* Work request: Repeat the entries in full. Each line must match exactly.

* Material provided:
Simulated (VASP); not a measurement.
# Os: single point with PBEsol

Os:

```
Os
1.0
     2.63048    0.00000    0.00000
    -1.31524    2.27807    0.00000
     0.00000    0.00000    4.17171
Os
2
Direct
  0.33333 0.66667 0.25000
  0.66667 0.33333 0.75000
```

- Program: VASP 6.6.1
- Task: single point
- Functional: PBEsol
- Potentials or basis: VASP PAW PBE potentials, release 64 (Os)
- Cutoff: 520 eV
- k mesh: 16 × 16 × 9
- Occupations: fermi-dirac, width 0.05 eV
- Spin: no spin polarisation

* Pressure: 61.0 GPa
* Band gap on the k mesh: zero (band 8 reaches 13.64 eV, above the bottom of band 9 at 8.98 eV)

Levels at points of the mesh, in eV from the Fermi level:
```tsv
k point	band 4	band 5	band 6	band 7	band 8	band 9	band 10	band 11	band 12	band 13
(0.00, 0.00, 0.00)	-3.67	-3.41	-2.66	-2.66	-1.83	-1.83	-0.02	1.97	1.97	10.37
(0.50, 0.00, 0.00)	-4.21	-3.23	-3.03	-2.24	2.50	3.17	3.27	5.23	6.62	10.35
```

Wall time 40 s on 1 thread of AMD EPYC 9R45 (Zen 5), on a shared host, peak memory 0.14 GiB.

* Response:
Simulated (VASP); not a measurement.
# Os: single point with PBEsol

Os:

```
Os
1.0
     2.63048    0.00000    0.00000
    -1.31524    2.27807    0.00000
     0.00000    0.00000    4.17171
Os
2
Direct
  0.33333 0.66667 0.25000
  0.66667 0.33333 0.75000
```

- Program: VASP 6.6.1
- Task: single point
- Functional: PBEsol
- Potentials or basis: VASP PAW PBE potentials, release 64 (Os)
- Cutoff: 520 eV
- k mesh: 16 × 16 × 9
- Occupations: fermi-dirac, width 0.05 eV
- Spin: no spin polarisation

* Pressure: 61.0 GPa
* Band gap on the k mesh: zero (band 8 reaches 13.64 eV, above the bottom of band 9 at 8.98 eV)

Levels at points of the mesh, in eV from the Fermi level:
```tsv
k point	band 4	band 5	band 6	band 7	band 8	band 9	band 10	band 11	band 12	band 13
(0.00, 0.00, 0.00)	-3.67	-3.41	-2.66	-2.66	-1.83	-1.83	-0.02	1.97	1.97	10.37
(0.50, 0.00, 0.00)	-4.21	-3.23	-3.03	-2.24	2.50	3.17	3.27	5.23	6.62	10.35
```

Wall time 40 s on 1 thread of AMD EPYC 9R45 (Zen 5), on a shared host, peak memory 0.14 GiB.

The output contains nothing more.